○ ○ ○ ○ ○ ○ ○
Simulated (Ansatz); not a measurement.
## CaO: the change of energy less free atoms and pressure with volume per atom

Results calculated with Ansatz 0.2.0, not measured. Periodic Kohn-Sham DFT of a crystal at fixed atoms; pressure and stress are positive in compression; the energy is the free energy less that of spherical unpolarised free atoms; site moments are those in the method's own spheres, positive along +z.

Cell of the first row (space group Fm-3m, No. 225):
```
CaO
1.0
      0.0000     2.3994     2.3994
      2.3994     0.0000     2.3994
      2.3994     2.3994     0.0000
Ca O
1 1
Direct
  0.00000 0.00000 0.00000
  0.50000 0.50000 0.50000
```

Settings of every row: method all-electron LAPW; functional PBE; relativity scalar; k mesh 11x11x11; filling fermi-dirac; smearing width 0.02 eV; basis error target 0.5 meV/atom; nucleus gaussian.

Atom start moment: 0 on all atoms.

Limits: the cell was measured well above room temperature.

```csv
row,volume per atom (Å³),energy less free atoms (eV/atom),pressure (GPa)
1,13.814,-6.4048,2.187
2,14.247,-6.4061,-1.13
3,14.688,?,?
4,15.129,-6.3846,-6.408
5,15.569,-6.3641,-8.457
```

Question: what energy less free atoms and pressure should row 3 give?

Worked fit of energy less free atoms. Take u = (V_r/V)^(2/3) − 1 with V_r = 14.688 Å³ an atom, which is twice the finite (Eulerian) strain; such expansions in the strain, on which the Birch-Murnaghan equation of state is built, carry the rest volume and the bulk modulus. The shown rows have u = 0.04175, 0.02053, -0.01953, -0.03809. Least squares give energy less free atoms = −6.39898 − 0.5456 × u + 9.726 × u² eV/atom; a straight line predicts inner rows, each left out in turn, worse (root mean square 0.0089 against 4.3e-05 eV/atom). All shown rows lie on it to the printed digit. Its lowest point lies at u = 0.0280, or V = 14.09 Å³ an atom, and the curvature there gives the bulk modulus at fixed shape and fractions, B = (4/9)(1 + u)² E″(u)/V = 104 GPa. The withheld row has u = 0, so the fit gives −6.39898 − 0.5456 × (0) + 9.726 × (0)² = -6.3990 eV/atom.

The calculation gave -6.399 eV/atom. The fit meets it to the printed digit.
○ ○ ○ ○ ○ ○ ○

Task item - Print, without alteration, only the lines above between the one holding "Limits: the cell" and the one holding "Question: what energy", inclusive.

Exercise solution -
Limits: the cell was measured well above room temperature.

```csv
row,volume per atom (Å³),energy less free atoms (eV/atom),pressure (GPa)
1,13.814,-6.4048,2.187
2,14.247,-6.4061,-1.13
3,14.688,?,?
4,15.129,-6.3846,-6.408
5,15.569,-6.3641,-8.457
```

Question: what energy less free atoms and pressure should row 3 give?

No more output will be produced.